WORK REQUEST: Reproduce each line from the first in the data through the line that contains "All numbers below" exactly; give nothing else.

RECORDS PROVIDED:
-- -- --

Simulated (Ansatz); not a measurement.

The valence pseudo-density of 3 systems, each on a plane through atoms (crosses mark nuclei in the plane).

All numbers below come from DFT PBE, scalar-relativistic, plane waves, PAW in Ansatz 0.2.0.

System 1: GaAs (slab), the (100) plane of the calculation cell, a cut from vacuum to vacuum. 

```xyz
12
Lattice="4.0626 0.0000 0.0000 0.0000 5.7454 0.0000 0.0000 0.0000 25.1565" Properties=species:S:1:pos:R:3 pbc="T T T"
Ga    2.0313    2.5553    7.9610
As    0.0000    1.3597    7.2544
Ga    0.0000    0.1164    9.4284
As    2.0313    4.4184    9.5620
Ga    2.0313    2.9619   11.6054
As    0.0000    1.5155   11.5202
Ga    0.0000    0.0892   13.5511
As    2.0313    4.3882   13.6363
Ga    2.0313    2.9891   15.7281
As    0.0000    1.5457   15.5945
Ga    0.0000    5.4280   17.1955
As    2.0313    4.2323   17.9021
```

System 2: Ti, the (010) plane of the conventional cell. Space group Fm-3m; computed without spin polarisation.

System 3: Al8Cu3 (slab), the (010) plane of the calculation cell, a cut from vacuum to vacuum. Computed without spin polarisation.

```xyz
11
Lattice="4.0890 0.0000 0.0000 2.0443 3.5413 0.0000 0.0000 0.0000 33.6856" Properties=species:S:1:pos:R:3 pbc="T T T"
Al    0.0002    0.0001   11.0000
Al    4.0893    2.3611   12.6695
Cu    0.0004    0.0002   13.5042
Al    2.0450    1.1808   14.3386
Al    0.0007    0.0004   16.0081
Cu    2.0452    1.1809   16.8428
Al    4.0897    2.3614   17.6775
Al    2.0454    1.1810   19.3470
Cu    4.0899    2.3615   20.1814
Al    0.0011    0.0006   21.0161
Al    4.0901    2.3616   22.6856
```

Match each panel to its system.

-- -- --

TASK OUTPUT:
Simulated (Ansatz); not a measurement.

The valence pseudo-density of 3 systems, each on a plane through atoms (crosses mark nuclei in the plane).

All numbers below come from DFT PBE, scalar-relativistic, plane waves, PAW in Ansatz 0.2.0.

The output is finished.